> _Work request_: Look through the material below. Return exactly the lines from the one with "For metal compounds" through the one with "finds it | C∞v |", both included.

> _Data extracts_:
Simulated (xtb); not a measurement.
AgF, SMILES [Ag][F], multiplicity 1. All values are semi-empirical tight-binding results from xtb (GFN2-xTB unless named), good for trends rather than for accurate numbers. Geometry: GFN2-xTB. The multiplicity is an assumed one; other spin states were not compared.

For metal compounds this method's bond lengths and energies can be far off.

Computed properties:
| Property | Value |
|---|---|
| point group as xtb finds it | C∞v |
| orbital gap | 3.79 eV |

> _Exercise solution_:
For metal compounds this method's bond lengths and energies can be far off.

Computed properties:
| Property | Value |
|---|---|
| point group as xtb finds it | C∞v |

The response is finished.